* [Material supplied]
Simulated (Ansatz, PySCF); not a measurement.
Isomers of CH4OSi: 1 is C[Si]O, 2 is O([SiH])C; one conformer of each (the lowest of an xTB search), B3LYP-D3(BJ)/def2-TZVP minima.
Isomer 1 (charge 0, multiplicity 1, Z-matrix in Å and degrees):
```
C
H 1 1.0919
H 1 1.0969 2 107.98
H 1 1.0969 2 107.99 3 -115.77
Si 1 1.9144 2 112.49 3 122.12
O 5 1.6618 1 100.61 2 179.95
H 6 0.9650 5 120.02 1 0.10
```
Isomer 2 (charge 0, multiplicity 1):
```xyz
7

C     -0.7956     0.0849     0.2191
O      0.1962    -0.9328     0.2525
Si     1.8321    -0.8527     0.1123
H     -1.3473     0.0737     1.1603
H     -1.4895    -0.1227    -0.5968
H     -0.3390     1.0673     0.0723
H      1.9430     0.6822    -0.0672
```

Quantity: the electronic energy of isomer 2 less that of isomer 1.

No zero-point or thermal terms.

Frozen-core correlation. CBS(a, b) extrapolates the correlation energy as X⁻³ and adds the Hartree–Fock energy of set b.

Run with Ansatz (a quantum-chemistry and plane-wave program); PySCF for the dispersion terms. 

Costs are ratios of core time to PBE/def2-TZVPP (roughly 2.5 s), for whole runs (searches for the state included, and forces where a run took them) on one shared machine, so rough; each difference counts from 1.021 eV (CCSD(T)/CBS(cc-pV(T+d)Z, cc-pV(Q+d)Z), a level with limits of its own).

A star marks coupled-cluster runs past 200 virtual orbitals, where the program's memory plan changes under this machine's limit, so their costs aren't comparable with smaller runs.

* [Assignment] Return only the exact lines from the opening of the records through the line that contains "Costs are ratios", both included.

* [Written response]
Simulated (Ansatz, PySCF); not a measurement.
Isomers of CH4OSi: 1 is C[Si]O, 2 is O([SiH])C; one conformer of each (the lowest of an xTB search), B3LYP-D3(BJ)/def2-TZVP minima.
Isomer 1 (charge 0, multiplicity 1, Z-matrix in Å and degrees):
```
C
H 1 1.0919
H 1 1.0969 2 107.98
H 1 1.0969 2 107.99 3 -115.77
Si 1 1.9144 2 112.49 3 122.12
O 5 1.6618 1 100.61 2 179.95
H 6 0.9650 5 120.02 1 0.10
```
Isomer 2 (charge 0, multiplicity 1):
```xyz
7

C     -0.7956     0.0849     0.2191
O      0.1962    -0.9328     0.2525
Si     1.8321    -0.8527     0.1123
H     -1.3473     0.0737     1.1603
H     -1.4895    -0.1227    -0.5968
H     -0.3390     1.0673     0.0723
H      1.9430     0.6822    -0.0672
```

Quantity: the electronic energy of isomer 2 less that of isomer 1.

No zero-point or thermal terms.

Frozen-core correlation. CBS(a, b) extrapolates the correlation energy as X⁻³ and adds the Hartree–Fock energy of set b.

Run with Ansatz (a quantum-chemistry and plane-wave program); PySCF for the dispersion terms. 

Costs are ratios of core time to PBE/def2-TZVPP (roughly 2.5 s), for whole runs (searches for the state included, and forces where a run took them) on one shared machine, so rough; each difference counts from 1.021 eV (CCSD(T)/CBS(cc-pV(T+d)Z, cc-pV(Q+d)Z), a level with limits of its own).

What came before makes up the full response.